**Supplied data**
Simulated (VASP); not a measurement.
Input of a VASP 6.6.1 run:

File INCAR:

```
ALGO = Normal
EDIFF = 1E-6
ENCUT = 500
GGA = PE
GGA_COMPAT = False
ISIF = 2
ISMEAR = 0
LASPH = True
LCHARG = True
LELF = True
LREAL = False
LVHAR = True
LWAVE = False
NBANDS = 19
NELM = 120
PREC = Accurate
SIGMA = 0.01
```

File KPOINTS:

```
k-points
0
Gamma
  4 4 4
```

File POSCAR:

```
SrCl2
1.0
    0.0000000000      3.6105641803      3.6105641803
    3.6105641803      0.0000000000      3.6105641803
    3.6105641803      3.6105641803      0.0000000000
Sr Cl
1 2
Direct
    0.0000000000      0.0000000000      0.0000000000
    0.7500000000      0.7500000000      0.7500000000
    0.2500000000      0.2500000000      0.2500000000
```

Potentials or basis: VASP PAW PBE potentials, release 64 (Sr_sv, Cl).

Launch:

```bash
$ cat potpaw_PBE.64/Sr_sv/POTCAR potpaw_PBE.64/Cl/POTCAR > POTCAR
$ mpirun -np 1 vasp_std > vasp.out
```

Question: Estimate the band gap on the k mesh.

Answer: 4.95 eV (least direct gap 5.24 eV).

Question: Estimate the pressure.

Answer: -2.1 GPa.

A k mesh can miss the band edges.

**Work request**
What is needed is a word-for-word copy of the records.

**Exercise output**
Simulated (VASP); not a measurement.
Input of a VASP 6.6.1 run:

File INCAR:

```
ALGO = Normal
EDIFF = 1E-6
ENCUT = 500
GGA = PE
GGA_COMPAT = False
ISIF = 2
ISMEAR = 0
LASPH = True
LCHARG = True
LELF = True
LREAL = False
LVHAR = True
LWAVE = False
NBANDS = 19
NELM = 120
PREC = Accurate
SIGMA = 0.01
```

File KPOINTS:

```
k-points
0
Gamma
  4 4 4
```

File POSCAR:

```
SrCl2
1.0
    0.0000000000      3.6105641803      3.6105641803
    3.6105641803      0.0000000000      3.6105641803
    3.6105641803      3.6105641803      0.0000000000
Sr Cl
1 2
Direct
    0.0000000000      0.0000000000      0.0000000000
    0.7500000000      0.7500000000      0.7500000000
    0.2500000000      0.2500000000      0.2500000000
```

Potentials or basis: VASP PAW PBE potentials, release 64 (Sr_sv, Cl).

Launch:

```bash
$ cat potpaw_PBE.64/Sr_sv/POTCAR potpaw_PBE.64/Cl/POTCAR > POTCAR
$ mpirun -np 1 vasp_std > vasp.out
```

Question: Estimate the band gap on the k mesh.

Answer: 4.95 eV (least direct gap 5.24 eV).

Question: Estimate the pressure.

Answer: -2.1 GPa.

A k mesh can miss the band edges.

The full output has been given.